▼▼▼
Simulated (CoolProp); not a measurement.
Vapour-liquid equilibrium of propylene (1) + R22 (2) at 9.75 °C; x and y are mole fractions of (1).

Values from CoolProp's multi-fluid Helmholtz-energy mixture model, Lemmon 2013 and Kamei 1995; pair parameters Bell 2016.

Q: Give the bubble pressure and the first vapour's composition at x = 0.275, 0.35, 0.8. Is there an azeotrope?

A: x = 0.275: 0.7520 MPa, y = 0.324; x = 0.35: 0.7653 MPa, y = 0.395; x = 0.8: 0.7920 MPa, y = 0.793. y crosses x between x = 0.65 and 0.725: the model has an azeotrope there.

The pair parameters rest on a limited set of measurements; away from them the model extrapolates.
▲▲▲

Set down, from the entries above, exactly the lines from the one with "Q: Give the" up to and including the one with "A: x = 0.275: 0.7520", and no other lines.

YOUR RESPONSE:
Q: Give the bubble pressure and the first vapour's composition at x = 0.275, 0.35, 0.8. Is there an azeotrope?

A: x = 0.275: 0.7520 MPa, y = 0.324; x = 0.35: 0.7653 MPa, y = 0.395; x = 0.8: 0.7920 MPa, y = 0.793. y crosses x between x = 0.65 and 0.725: the model has an azeotrope there.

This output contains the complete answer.